▶ Task item: Everything from the first line of the material below through the line containing "NBANDS = 26 |" is to be printed exactly, and nothing more.

▶ Information provided:
☆ ☆ ☆ ☆

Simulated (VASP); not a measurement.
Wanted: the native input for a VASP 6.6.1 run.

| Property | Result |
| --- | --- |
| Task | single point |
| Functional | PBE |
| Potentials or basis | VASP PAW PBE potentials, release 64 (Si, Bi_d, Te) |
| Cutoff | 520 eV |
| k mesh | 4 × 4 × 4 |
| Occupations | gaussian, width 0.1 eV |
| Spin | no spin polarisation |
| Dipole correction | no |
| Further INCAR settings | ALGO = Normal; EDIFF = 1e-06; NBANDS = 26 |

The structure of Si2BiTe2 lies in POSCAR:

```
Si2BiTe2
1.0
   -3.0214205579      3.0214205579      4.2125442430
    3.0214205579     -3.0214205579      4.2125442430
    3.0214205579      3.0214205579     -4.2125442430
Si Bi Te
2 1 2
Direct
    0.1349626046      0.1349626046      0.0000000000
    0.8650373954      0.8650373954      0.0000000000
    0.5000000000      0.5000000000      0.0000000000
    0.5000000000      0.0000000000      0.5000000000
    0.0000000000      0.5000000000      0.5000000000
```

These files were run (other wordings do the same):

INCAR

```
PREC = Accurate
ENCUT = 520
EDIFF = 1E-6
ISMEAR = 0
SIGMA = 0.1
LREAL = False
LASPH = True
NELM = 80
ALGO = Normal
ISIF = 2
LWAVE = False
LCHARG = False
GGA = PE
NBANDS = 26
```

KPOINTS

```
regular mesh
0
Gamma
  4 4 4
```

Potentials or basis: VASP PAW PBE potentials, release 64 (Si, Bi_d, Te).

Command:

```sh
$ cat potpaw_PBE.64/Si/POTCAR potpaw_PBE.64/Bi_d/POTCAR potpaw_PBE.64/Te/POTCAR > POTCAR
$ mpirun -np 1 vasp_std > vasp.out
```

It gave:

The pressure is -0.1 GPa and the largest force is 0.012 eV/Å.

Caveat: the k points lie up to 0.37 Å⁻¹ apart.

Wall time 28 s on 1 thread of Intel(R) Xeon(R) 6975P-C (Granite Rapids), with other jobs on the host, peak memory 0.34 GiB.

☆ ☆ ☆ ☆

▶ Your response:
Simulated (VASP); not a measurement.
Wanted: the native input for a VASP 6.6.1 run.

| Property | Result |
| --- | --- |
| Task | single point |
| Functional | PBE |
| Potentials or basis | VASP PAW PBE potentials, release 64 (Si, Bi_d, Te) |
| Cutoff | 520 eV |
| k mesh | 4 × 4 × 4 |
| Occupations | gaussian, width 0.1 eV |
| Spin | no spin polarisation |
| Dipole correction | no |
| Further INCAR settings | ALGO = Normal; EDIFF = 1e-06; NBANDS = 26 |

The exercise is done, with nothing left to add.